= = =
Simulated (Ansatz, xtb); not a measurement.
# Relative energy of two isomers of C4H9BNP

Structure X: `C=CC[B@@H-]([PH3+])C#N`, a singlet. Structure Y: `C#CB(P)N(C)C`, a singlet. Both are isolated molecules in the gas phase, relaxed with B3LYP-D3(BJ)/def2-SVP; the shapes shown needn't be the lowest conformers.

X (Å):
= = =

● **Assignment**
An exact transcription of the data above is required.

● **Task answer**
Simulated (Ansatz, xtb); not a measurement.
# Relative energy of two isomers of C4H9BNP

Structure X: `C=CC[B@@H-]([PH3+])C#N`, a singlet. Structure Y: `C#CB(P)N(C)C`, a singlet. Both are isolated molecules in the gas phase, relaxed with B3LYP-D3(BJ)/def2-SVP; the shapes shown needn't be the lowest conformers.

X (Å):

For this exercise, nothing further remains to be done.